* Work task *
Word for word, restate the entries below from their first line through the line that contains "- Dipole correction: no".

* Given records *
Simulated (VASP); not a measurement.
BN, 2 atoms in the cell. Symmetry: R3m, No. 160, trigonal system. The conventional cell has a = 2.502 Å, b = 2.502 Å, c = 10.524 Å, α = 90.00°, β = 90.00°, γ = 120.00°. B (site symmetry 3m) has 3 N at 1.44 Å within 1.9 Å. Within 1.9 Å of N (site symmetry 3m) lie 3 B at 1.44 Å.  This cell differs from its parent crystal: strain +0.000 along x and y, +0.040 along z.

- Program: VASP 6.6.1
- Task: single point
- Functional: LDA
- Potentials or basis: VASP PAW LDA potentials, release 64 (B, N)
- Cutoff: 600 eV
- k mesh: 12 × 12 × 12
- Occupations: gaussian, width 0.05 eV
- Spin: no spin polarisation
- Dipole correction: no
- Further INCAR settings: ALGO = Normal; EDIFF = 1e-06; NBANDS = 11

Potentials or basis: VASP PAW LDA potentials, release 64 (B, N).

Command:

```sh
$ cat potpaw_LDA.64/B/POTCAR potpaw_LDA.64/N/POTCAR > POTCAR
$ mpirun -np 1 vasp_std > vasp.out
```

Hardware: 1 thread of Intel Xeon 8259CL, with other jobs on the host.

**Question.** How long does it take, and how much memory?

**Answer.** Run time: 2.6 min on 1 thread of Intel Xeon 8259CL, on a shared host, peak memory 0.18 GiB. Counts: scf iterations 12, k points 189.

* Task output *
Simulated (VASP); not a measurement.
BN, 2 atoms in the cell. Symmetry: R3m, No. 160, trigonal system. The conventional cell has a = 2.502 Å, b = 2.502 Å, c = 10.524 Å, α = 90.00°, β = 90.00°, γ = 120.00°. B (site symmetry 3m) has 3 N at 1.44 Å within 1.9 Å. Within 1.9 Å of N (site symmetry 3m) lie 3 B at 1.44 Å.  This cell differs from its parent crystal: strain +0.000 along x and y, +0.040 along z.

- Program: VASP 6.6.1
- Task: single point
- Functional: LDA
- Potentials or basis: VASP PAW LDA potentials, release 64 (B, N)
- Cutoff: 600 eV
- k mesh: 12 × 12 × 12
- Occupations: gaussian, width 0.05 eV
- Spin: no spin polarisation
- Dipole correction: no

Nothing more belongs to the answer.